> [Required action]: Nothing in the entries may be altered; copy them in full.

[Supplied entries]

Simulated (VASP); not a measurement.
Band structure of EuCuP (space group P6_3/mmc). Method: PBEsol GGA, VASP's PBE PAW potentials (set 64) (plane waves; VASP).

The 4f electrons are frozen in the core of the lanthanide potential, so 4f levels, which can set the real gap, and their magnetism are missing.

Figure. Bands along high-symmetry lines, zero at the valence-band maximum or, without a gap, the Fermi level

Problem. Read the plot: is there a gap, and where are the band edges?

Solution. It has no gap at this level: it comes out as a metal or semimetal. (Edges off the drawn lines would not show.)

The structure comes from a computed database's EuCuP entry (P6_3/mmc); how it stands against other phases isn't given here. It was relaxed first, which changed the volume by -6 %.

[/Supplied entries]

> [Exercise solution]:
Simulated (VASP); not a measurement.
Band structure of EuCuP (space group P6_3/mmc). Method: PBEsol GGA, VASP's PBE PAW potentials (set 64) (plane waves; VASP).

The 4f electrons are frozen in the core of the lanthanide potential, so 4f levels, which can set the real gap, and their magnetism are missing.

Figure. Bands along high-symmetry lines, zero at the valence-band maximum or, without a gap, the Fermi level

Problem. Read the plot: is there a gap, and where are the band edges?

Solution. It has no gap at this level: it comes out as a metal or semimetal. (Edges off the drawn lines would not show.)

The structure comes from a computed database's EuCuP entry (P6_3/mmc); how it stands against other phases isn't given here. It was relaxed first, which changed the volume by -6 %.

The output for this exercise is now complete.